■ **RAW DATA**:
──────────────────────────────

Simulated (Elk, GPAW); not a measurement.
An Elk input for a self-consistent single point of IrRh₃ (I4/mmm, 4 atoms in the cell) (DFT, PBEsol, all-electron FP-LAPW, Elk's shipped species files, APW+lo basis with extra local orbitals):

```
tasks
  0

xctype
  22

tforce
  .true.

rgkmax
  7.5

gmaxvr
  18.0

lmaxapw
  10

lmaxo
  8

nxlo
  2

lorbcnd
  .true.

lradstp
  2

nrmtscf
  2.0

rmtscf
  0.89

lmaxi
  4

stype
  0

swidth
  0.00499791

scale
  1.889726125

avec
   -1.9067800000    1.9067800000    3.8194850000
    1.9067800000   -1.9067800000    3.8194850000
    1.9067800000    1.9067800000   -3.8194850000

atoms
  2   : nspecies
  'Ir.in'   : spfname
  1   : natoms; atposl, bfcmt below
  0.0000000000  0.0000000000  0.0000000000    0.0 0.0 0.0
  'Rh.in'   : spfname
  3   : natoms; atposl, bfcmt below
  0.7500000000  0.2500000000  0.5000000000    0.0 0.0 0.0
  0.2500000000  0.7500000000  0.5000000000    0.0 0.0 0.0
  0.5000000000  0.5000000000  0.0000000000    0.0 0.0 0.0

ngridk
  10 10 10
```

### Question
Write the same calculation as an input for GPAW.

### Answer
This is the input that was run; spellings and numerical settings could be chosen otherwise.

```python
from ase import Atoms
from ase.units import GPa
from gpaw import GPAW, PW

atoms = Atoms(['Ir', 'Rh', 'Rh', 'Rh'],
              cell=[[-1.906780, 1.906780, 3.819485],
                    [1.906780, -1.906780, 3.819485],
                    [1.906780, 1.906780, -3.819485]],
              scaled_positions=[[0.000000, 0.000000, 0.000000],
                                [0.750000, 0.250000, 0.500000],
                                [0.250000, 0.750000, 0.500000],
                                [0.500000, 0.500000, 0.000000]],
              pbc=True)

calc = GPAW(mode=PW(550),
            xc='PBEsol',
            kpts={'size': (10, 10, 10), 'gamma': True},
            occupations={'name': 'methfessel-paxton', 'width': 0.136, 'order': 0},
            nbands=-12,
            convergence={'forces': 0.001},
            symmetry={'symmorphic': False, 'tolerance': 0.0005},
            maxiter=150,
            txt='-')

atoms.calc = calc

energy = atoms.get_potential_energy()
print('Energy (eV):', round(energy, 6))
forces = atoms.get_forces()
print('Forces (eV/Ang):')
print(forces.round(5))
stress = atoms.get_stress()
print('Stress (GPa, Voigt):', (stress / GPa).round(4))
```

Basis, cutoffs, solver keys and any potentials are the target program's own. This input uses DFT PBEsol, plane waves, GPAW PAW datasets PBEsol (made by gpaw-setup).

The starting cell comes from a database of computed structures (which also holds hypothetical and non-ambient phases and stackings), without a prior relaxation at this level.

──────────────────────────────

■ **WORK INSTRUCTION**:
Starting with the first line of the listing above, copy each line exactly until you have copied the line containing "Write the same". Stop there.

■ **ANSWER BOX**:
Simulated (Elk, GPAW); not a measurement.
An Elk input for a self-consistent single point of IrRh₃ (I4/mmm, 4 atoms in the cell) (DFT, PBEsol, all-electron FP-LAPW, Elk's shipped species files, APW+lo basis with extra local orbitals):

```
tasks
  0

xctype
  22

tforce
  .true.

rgkmax
  7.5

gmaxvr
  18.0

lmaxapw
  10

lmaxo
  8

nxlo
  2

lorbcnd
  .true.

lradstp
  2

nrmtscf
  2.0

rmtscf
  0.89

lmaxi
  4

stype
  0

swidth
  0.00499791

scale
  1.889726125

avec
   -1.9067800000    1.9067800000    3.8194850000
    1.9067800000   -1.9067800000    3.8194850000
    1.9067800000    1.9067800000   -3.8194850000

atoms
  2   : nspecies
  'Ir.in'   : spfname
  1   : natoms; atposl, bfcmt below
  0.0000000000  0.0000000000  0.0000000000    0.0 0.0 0.0
  'Rh.in'   : spfname
  3   : natoms; atposl, bfcmt below
  0.7500000000  0.2500000000  0.5000000000    0.0 0.0 0.0
  0.2500000000  0.7500000000  0.5000000000    0.0 0.0 0.0
  0.5000000000  0.5000000000  0.0000000000    0.0 0.0 0.0

ngridk
  10 10 10
```

### Question
Write the same calculation as an input for GPAW.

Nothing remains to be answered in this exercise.